Which lines run from the start of the data below to the line containing "Caveats: the PAW"? Set them down exactly, with none added.

Start of INPUT DATA
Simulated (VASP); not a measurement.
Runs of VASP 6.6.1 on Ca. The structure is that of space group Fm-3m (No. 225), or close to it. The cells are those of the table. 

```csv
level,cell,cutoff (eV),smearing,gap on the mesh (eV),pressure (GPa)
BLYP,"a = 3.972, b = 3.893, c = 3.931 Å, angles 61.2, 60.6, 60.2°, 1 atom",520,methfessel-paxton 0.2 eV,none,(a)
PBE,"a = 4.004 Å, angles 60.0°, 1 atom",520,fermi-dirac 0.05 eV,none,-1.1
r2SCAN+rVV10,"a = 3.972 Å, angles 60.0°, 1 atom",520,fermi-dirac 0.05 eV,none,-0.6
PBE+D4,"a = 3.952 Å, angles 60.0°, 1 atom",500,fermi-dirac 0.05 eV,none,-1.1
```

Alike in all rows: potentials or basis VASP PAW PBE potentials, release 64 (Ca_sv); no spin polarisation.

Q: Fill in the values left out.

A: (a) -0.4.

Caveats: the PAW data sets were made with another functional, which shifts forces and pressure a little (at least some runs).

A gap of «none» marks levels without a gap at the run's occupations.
End of INPUT DATA

# EXERCISE ANSWER
Simulated (VASP); not a measurement.
Runs of VASP 6.6.1 on Ca. The structure is that of space group Fm-3m (No. 225), or close to it. The cells are those of the table. 

```csv
level,cell,cutoff (eV),smearing,gap on the mesh (eV),pressure (GPa)
BLYP,"a = 3.972, b = 3.893, c = 3.931 Å, angles 61.2, 60.6, 60.2°, 1 atom",520,methfessel-paxton 0.2 eV,none,(a)
PBE,"a = 4.004 Å, angles 60.0°, 1 atom",520,fermi-dirac 0.05 eV,none,-1.1
r2SCAN+rVV10,"a = 3.972 Å, angles 60.0°, 1 atom",520,fermi-dirac 0.05 eV,none,-0.6
PBE+D4,"a = 3.952 Å, angles 60.0°, 1 atom",500,fermi-dirac 0.05 eV,none,-1.1
```

Alike in all rows: potentials or basis VASP PAW PBE potentials, release 64 (Ca_sv); no spin polarisation.

Q: Fill in the values left out.

A: (a) -0.4.

Caveats: the PAW data sets were made with another functional, which shifts forces and pressure a little (at least some runs).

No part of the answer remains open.